**WORK INSTRUCTION**
Look below for the lines from the one with "The run is started by" to the one with "The energy gained", and copy exactly those lines, both ends included.

==== MATERIAL PROVIDED ====

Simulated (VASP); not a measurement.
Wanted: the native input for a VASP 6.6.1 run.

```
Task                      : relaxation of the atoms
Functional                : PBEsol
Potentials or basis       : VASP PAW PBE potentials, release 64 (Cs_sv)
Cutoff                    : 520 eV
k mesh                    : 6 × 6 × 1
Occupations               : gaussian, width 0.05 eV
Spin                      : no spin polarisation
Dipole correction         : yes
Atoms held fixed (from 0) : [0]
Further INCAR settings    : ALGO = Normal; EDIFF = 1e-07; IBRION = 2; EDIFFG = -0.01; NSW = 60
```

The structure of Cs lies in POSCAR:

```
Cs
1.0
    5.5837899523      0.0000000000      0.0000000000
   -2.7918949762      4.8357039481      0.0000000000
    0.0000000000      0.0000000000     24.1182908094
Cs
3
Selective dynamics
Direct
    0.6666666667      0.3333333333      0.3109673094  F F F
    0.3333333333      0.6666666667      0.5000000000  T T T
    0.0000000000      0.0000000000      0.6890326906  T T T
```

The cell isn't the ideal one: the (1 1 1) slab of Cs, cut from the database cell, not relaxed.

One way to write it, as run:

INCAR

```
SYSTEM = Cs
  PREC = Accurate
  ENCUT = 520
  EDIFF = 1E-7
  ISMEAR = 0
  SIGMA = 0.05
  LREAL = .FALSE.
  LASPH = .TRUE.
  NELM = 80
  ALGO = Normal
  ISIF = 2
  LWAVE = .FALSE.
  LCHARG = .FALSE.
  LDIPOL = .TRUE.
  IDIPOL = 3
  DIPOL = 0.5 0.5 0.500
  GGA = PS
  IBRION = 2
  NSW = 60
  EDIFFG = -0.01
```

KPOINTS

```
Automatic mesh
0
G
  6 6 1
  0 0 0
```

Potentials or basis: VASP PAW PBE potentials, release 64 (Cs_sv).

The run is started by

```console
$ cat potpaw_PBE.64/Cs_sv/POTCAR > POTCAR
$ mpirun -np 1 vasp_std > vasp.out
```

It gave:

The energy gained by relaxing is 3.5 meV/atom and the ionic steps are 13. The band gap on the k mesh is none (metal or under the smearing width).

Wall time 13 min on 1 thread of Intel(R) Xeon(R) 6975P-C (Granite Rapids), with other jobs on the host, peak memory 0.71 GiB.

====

**TASK SOLUTION**
The run is started by

```console
$ cat potpaw_PBE.64/Cs_sv/POTCAR > POTCAR
$ mpirun -np 1 vasp_std > vasp.out
```

It gave:

The energy gained by relaxing is 3.5 meV/atom and the ionic steps are 13. The band gap on the k mesh is none (metal or under the smearing width).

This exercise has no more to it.